> TASK ITEM: Reproduce the records below exactly as they appear.

=-=-=-=-=

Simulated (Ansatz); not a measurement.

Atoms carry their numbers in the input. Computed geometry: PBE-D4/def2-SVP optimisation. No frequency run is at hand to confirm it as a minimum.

=-=-=-=-=

> TASK OUTPUT:
Simulated (Ansatz); not a measurement.

Atoms carry their numbers in the input. Computed geometry: PBE-D4/def2-SVP optimisation. No frequency run is at hand to confirm it as a minimum.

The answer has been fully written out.